**Data listing**
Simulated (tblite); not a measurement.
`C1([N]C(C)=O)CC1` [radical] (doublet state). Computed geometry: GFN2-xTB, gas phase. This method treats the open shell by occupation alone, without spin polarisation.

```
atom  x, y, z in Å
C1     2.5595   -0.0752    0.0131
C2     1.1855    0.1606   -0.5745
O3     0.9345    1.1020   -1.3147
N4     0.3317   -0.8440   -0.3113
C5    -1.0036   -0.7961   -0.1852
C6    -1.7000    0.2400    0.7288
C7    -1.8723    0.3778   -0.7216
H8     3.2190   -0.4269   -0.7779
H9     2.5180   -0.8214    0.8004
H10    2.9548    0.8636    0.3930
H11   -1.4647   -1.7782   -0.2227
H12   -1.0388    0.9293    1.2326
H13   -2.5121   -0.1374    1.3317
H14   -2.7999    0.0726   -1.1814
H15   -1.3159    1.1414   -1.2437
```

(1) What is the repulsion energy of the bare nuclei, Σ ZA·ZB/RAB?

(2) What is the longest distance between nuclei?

**Assignment**
Retype every line of the listing exactly as it appears.

**Exercise result**
Simulated (tblite); not a measurement.
`C1([N]C(C)=O)CC1` [radical] (doublet state). Computed geometry: GFN2-xTB, gas phase. This method treats the open shell by occupation alone, without spin polarisation.

```
atom  x, y, z in Å
C1     2.5595   -0.0752    0.0131
C2     1.1855    0.1606   -0.5745
O3     0.9345    1.1020   -1.3147
N4     0.3317   -0.8440   -0.3113
C5    -1.0036   -0.7961   -0.1852
C6    -1.7000    0.2400    0.7288
C7    -1.8723    0.3778   -0.7216
H8     3.2190   -0.4269   -0.7779
H9     2.5180   -0.8214    0.8004
H10    2.9548    0.8636    0.3930
H11   -1.4647   -1.7782   -0.2227
H12   -1.0388    0.9293    1.2326
H13   -2.5121   -0.1374    1.3317
H14   -2.7999    0.0726   -1.1814
H15   -1.3159    1.1414   -1.2437
```

(1) What is the repulsion energy of the bare nuclei, Σ ZA·ZB/RAB?

(2) What is the longest distance between nuclei?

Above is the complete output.